▶ Work instruction
Keep only the lines from the top of the listing through the one with "Which method comes", and reproduce them unaltered.

▶ Data provided
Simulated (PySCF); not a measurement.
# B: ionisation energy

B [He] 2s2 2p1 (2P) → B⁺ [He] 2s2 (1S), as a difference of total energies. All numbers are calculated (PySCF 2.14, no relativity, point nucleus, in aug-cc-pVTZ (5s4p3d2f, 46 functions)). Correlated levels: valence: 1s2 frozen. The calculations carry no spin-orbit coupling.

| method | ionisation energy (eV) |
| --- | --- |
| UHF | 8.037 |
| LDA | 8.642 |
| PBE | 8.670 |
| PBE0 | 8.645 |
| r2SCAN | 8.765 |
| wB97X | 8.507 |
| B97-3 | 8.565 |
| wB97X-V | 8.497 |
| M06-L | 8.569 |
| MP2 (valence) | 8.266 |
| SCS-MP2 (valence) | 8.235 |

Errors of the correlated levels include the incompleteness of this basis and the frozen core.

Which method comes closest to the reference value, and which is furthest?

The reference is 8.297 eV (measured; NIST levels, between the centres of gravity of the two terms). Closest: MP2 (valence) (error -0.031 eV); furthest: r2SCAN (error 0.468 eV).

▶ Task response
Simulated (PySCF); not a measurement.
# B: ionisation energy

B [He] 2s2 2p1 (2P) → B⁺ [He] 2s2 (1S), as a difference of total energies. All numbers are calculated (PySCF 2.14, no relativity, point nucleus, in aug-cc-pVTZ (5s4p3d2f, 46 functions)). Correlated levels: valence: 1s2 frozen. The calculations carry no spin-orbit coupling.

| method | ionisation energy (eV) |
| --- | --- |
| UHF | 8.037 |
| LDA | 8.642 |
| PBE | 8.670 |
| PBE0 | 8.645 |
| r2SCAN | 8.765 |
| wB97X | 8.507 |
| B97-3 | 8.565 |
| wB97X-V | 8.497 |
| M06-L | 8.569 |
| MP2 (valence) | 8.266 |
| SCS-MP2 (valence) | 8.235 |

Errors of the correlated levels include the incompleteness of this basis and the frozen core.

Which method comes closest to the reference value, and which is furthest?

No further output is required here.